■ ■ ■
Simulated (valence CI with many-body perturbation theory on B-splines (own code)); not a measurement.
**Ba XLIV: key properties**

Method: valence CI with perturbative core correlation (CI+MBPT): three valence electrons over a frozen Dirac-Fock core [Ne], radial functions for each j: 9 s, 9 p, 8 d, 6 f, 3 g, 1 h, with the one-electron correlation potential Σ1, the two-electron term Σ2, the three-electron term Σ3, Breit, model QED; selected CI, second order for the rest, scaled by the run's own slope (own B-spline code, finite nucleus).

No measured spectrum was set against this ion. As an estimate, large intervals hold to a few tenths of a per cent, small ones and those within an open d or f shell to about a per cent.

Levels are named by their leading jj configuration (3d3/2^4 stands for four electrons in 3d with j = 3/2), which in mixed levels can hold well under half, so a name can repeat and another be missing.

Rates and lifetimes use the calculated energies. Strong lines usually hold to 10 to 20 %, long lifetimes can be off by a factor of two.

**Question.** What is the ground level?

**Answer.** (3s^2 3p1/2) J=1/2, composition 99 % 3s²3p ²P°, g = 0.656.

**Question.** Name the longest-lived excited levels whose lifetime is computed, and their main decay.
■ ■ ■

Would you print, exactly as written, every line above from the one holding "the ground level?" through the one holding "²P°, g = 0.656.", with both included and no other lines?

*Exercise output*.
**Question.** What is the ground level?

**Answer.** (3s^2 3p1/2) J=1/2, composition 99 % 3s²3p ²P°, g = 0.656.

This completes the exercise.